§ §

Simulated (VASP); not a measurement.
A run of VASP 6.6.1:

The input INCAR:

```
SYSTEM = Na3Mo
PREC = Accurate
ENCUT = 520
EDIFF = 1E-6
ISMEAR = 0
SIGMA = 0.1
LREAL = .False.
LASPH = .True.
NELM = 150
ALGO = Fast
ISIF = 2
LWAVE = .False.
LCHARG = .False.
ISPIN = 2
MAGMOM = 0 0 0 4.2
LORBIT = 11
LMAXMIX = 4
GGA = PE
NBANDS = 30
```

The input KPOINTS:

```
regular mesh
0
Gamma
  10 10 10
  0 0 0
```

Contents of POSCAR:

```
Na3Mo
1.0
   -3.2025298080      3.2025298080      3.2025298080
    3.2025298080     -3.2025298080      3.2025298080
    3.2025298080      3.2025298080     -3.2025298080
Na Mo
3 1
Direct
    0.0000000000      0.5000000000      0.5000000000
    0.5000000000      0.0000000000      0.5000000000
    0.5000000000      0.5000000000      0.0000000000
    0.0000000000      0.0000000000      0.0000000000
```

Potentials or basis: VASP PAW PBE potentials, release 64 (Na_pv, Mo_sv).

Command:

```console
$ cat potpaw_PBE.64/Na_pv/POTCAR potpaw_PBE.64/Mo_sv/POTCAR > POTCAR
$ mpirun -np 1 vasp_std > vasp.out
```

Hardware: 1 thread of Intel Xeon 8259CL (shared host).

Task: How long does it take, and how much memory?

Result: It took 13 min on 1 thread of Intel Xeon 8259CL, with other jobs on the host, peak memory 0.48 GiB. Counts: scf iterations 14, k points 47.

§ §

> _Brief_
Reproduce, line for line, the material, starting at its first line, and end once the line holding "Task: How long" has been output.

> _Worked solution_
Simulated (VASP); not a measurement.
A run of VASP 6.6.1:

The input INCAR:

```
SYSTEM = Na3Mo
PREC = Accurate
ENCUT = 520
EDIFF = 1E-6
ISMEAR = 0
SIGMA = 0.1
LREAL = .False.
LASPH = .True.
NELM = 150
ALGO = Fast
ISIF = 2
LWAVE = .False.
LCHARG = .False.
ISPIN = 2
MAGMOM = 0 0 0 4.2
LORBIT = 11
LMAXMIX = 4
GGA = PE
NBANDS = 30
```

The input KPOINTS:

```
regular mesh
0
Gamma
  10 10 10
  0 0 0
```

Contents of POSCAR:

```
Na3Mo
1.0
   -3.2025298080      3.2025298080      3.2025298080
    3.2025298080     -3.2025298080      3.2025298080
    3.2025298080      3.2025298080     -3.2025298080
Na Mo
3 1
Direct
    0.0000000000      0.5000000000      0.5000000000
    0.5000000000      0.0000000000      0.5000000000
    0.5000000000      0.5000000000      0.0000000000
    0.0000000000      0.0000000000      0.0000000000
```

Potentials or basis: VASP PAW PBE potentials, release 64 (Na_pv, Mo_sv).

Command:

```console
$ cat potpaw_PBE.64/Na_pv/POTCAR potpaw_PBE.64/Mo_sv/POTCAR > POTCAR
$ mpirun -np 1 vasp_std > vasp.out
```

Hardware: 1 thread of Intel Xeon 8259CL (shared host).

Task: How long does it take, and how much memory?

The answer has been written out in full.